**DATASET EXCERPTS**

--------

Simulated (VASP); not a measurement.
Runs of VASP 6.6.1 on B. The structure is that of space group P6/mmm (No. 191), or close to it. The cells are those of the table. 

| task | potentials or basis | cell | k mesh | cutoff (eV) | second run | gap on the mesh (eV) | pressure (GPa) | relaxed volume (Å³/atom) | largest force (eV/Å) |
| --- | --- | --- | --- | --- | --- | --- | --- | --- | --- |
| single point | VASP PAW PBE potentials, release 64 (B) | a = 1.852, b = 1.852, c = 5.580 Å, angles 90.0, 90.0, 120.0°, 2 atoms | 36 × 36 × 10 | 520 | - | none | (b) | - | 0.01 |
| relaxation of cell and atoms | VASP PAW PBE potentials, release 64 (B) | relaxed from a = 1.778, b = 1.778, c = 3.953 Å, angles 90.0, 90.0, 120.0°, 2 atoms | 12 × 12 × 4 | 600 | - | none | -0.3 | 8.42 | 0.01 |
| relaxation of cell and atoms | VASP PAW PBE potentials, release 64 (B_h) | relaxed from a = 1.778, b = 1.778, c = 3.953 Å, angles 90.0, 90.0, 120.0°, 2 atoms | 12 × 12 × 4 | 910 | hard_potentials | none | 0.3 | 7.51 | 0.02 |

--------

**WORK TASK**
Starting at the line with "none | (b) | - | 0.01 |" and ending at the line with "8.42 | 0.01 |", print each line of the listing above exactly, with no other lines.

**TASK ANSWER**
| single point | VASP PAW PBE potentials, release 64 (B) | a = 1.852, b = 1.852, c = 5.580 Å, angles 90.0, 90.0, 120.0°, 2 atoms | 36 × 36 × 10 | 520 | - | none | (b) | - | 0.01 |
| relaxation of cell and atoms | VASP PAW PBE potentials, release 64 (B) | relaxed from a = 1.778, b = 1.778, c = 3.953 Å, angles 90.0, 90.0, 120.0°, 2 atoms | 12 × 12 × 4 | 600 | - | none | -0.3 | 8.42 | 0.01 |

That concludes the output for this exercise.